> _ACTION ITEM_
From the first line to the last, set down the data exactly as given.

> _DATA SECTION_
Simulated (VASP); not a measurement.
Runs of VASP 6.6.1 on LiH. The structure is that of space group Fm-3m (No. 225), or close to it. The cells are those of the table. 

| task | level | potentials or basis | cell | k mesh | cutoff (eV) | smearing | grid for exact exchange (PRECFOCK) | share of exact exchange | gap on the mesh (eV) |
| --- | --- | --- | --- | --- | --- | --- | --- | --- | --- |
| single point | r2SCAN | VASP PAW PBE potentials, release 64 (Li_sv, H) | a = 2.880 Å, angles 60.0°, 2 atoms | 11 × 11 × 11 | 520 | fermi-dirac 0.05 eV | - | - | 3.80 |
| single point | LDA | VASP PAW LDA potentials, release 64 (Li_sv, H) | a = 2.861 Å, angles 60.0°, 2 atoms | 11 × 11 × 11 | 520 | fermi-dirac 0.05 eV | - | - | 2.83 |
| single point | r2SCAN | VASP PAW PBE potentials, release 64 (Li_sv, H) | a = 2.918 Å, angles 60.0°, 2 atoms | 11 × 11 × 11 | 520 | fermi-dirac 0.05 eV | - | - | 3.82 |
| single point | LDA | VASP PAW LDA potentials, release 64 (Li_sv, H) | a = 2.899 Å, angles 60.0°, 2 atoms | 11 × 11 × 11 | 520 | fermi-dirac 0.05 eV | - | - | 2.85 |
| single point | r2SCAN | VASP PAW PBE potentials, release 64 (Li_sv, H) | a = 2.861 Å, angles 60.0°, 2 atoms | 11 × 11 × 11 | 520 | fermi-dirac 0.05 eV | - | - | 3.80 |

> _ANSWER AREA_
Simulated (VASP); not a measurement.
Runs of VASP 6.6.1 on LiH. The structure is that of space group Fm-3m (No. 225), or close to it. The cells are those of the table. 

| task | level | potentials or basis | cell | k mesh | cutoff (eV) | smearing | grid for exact exchange (PRECFOCK) | share of exact exchange | gap on the mesh (eV) |
| --- | --- | --- | --- | --- | --- | --- | --- | --- | --- |
| single point | r2SCAN | VASP PAW PBE potentials, release 64 (Li_sv, H) | a = 2.880 Å, angles 60.0°, 2 atoms | 11 × 11 × 11 | 520 | fermi-dirac 0.05 eV | - | - | 3.80 |
| single point | LDA | VASP PAW LDA potentials, release 64 (Li_sv, H) | a = 2.861 Å, angles 60.0°, 2 atoms | 11 × 11 × 11 | 520 | fermi-dirac 0.05 eV | - | - | 2.83 |
| single point | r2SCAN | VASP PAW PBE potentials, release 64 (Li_sv, H) | a = 2.918 Å, angles 60.0°, 2 atoms | 11 × 11 × 11 | 520 | fermi-dirac 0.05 eV | - | - | 3.82 |
| single point | LDA | VASP PAW LDA potentials, release 64 (Li_sv, H) | a = 2.899 Å, angles 60.0°, 2 atoms | 11 × 11 × 11 | 520 | fermi-dirac 0.05 eV | - | - | 2.85 |
| single point | r2SCAN | VASP PAW PBE potentials, release 64 (Li_sv, H) | a = 2.861 Å, angles 60.0°, 2 atoms | 11 × 11 × 11 | 520 | fermi-dirac 0.05 eV | - | - | 3.80 |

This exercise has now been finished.